Segment Open
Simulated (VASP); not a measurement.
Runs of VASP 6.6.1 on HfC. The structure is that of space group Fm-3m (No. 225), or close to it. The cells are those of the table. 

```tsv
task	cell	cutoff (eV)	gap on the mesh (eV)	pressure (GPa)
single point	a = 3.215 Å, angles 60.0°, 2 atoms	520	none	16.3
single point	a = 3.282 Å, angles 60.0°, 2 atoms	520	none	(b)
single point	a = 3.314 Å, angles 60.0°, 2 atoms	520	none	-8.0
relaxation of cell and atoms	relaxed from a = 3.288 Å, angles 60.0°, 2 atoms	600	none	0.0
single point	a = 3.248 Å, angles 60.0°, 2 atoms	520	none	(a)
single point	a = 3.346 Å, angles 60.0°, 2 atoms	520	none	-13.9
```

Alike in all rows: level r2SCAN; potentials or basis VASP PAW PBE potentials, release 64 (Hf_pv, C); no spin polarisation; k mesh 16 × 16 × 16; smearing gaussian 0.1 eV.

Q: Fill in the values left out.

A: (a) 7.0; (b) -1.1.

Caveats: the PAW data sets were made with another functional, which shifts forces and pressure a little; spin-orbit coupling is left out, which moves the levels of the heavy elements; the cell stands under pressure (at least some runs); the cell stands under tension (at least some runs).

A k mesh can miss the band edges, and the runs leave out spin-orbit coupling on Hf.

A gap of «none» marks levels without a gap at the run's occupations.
Segment Closed

[WORK INSTRUCTION] Look above for the line containing "Alike in all". Output from there through the line containing "A: (a) 7.0; (b) -1.1.", exactly and inclusively.

[ANSWER SPACE]
Alike in all rows: level r2SCAN; potentials or basis VASP PAW PBE potentials, release 64 (Hf_pv, C); no spin polarisation; k mesh 16 × 16 × 16; smearing gaussian 0.1 eV.

Q: Fill in the values left out.

A: (a) 7.0; (b) -1.1.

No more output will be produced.